# Brief
Reproduce all records exactly.

# Dataset
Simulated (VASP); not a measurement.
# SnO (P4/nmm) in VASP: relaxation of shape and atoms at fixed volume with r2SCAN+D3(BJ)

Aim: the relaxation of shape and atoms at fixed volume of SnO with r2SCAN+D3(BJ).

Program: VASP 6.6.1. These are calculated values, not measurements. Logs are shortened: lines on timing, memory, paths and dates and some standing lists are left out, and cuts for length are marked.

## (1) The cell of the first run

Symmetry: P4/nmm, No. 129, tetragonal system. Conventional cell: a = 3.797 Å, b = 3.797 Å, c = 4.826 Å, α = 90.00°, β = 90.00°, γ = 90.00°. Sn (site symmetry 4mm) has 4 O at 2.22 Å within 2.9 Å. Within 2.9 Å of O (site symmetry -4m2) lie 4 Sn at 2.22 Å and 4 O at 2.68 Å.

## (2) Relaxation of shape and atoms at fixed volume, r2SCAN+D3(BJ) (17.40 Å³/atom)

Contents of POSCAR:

# Result
Simulated (VASP); not a measurement.
# SnO (P4/nmm) in VASP: relaxation of shape and atoms at fixed volume with r2SCAN+D3(BJ)

Aim: the relaxation of shape and atoms at fixed volume of SnO with r2SCAN+D3(BJ).

Program: VASP 6.6.1. These are calculated values, not measurements. Logs are shortened: lines on timing, memory, paths and dates and some standing lists are left out, and cuts for length are marked.

## (1) The cell of the first run

Symmetry: P4/nmm, No. 129, tetragonal system. Conventional cell: a = 3.797 Å, b = 3.797 Å, c = 4.826 Å, α = 90.00°, β = 90.00°, γ = 90.00°. Sn (site symmetry 4mm) has 4 O at 2.22 Å within 2.9 Å. Within 2.9 Å of O (site symmetry -4m2) lie 4 Sn at 2.22 Å and 4 O at 2.68 Å.

## (2) Relaxation of shape and atoms at fixed volume, r2SCAN+D3(BJ) (17.40 Å³/atom)

Contents of POSCAR:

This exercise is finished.